▶ [Assigned task] Only the lines from the start of the material through the line containing "How long does it take, and how much memory?" are to be extracted, exactly as they appear.

▶ [Extracted entries]
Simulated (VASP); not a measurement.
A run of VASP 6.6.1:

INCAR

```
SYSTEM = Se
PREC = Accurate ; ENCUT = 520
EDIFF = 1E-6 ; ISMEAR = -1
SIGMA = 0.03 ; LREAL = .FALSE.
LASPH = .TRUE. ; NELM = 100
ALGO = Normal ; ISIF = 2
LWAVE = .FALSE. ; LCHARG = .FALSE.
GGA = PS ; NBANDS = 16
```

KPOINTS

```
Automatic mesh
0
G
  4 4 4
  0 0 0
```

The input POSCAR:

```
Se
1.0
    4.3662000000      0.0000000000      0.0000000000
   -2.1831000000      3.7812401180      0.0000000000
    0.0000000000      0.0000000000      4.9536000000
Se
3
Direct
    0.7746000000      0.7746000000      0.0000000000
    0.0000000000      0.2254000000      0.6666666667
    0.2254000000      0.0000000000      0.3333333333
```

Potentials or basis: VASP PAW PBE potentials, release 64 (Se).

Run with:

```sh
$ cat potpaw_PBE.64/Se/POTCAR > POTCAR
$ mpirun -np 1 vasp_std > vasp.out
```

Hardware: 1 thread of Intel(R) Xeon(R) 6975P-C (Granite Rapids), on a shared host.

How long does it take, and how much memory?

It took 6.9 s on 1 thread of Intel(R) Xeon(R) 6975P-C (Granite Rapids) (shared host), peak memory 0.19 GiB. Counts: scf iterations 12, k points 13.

▶ [Exercise result]
Simulated (VASP); not a measurement.
A run of VASP 6.6.1:

INCAR

```
SYSTEM = Se
PREC = Accurate ; ENCUT = 520
EDIFF = 1E-6 ; ISMEAR = -1
SIGMA = 0.03 ; LREAL = .FALSE.
LASPH = .TRUE. ; NELM = 100
ALGO = Normal ; ISIF = 2
LWAVE = .FALSE. ; LCHARG = .FALSE.
GGA = PS ; NBANDS = 16
```

KPOINTS

```
Automatic mesh
0
G
  4 4 4
  0 0 0
```

The input POSCAR:

```
Se
1.0
    4.3662000000      0.0000000000      0.0000000000
   -2.1831000000      3.7812401180      0.0000000000
    0.0000000000      0.0000000000      4.9536000000
Se
3
Direct
    0.7746000000      0.7746000000      0.0000000000
    0.0000000000      0.2254000000      0.6666666667
    0.2254000000      0.0000000000      0.3333333333
```

Potentials or basis: VASP PAW PBE potentials, release 64 (Se).

Run with:

```sh
$ cat potpaw_PBE.64/Se/POTCAR > POTCAR
$ mpirun -np 1 vasp_std > vasp.out
```

Hardware: 1 thread of Intel(R) Xeon(R) 6975P-C (Granite Rapids), on a shared host.

How long does it take, and how much memory?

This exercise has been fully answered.